### WORK TASK
Repeat, please, only the lines from the top of the data down to the line with "Question: Estimate the wall time of this run."; include both of those lines.

### DATASET
%%

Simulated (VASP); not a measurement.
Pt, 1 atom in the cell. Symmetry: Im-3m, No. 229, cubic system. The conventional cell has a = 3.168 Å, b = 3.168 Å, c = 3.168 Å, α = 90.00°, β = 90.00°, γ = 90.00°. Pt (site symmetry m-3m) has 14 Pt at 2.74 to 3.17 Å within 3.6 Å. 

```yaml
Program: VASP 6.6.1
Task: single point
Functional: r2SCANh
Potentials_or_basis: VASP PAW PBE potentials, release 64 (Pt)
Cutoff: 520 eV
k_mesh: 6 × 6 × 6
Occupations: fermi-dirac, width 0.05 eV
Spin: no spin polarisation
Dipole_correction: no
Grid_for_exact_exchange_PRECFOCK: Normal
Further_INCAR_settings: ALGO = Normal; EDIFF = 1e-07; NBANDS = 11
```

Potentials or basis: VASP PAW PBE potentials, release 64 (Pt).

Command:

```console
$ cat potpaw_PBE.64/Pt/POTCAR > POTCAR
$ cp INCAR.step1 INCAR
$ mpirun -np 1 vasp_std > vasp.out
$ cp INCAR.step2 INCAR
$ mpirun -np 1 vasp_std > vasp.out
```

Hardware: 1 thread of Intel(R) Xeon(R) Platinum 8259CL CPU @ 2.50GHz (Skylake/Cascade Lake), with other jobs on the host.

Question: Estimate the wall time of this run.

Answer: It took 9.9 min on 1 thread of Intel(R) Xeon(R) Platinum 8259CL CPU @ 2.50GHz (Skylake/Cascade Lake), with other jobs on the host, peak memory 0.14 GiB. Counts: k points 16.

%%

### ANSWER BOX
Simulated (VASP); not a measurement.
Pt, 1 atom in the cell. Symmetry: Im-3m, No. 229, cubic system. The conventional cell has a = 3.168 Å, b = 3.168 Å, c = 3.168 Å, α = 90.00°, β = 90.00°, γ = 90.00°. Pt (site symmetry m-3m) has 14 Pt at 2.74 to 3.17 Å within 3.6 Å. 

```yaml
Program: VASP 6.6.1
Task: single point
Functional: r2SCANh
Potentials_or_basis: VASP PAW PBE potentials, release 64 (Pt)
Cutoff: 520 eV
k_mesh: 6 × 6 × 6
Occupations: fermi-dirac, width 0.05 eV
Spin: no spin polarisation
Dipole_correction: no
Grid_for_exact_exchange_PRECFOCK: Normal
Further_INCAR_settings: ALGO = Normal; EDIFF = 1e-07; NBANDS = 11
```

Potentials or basis: VASP PAW PBE potentials, release 64 (Pt).

Command:

```console
$ cat potpaw_PBE.64/Pt/POTCAR > POTCAR
$ cp INCAR.step1 INCAR
$ mpirun -np 1 vasp_std > vasp.out
$ cp INCAR.step2 INCAR
$ mpirun -np 1 vasp_std > vasp.out
```

Hardware: 1 thread of Intel(R) Xeon(R) Platinum 8259CL CPU @ 2.50GHz (Skylake/Cascade Lake), with other jobs on the host.

Question: Estimate the wall time of this run.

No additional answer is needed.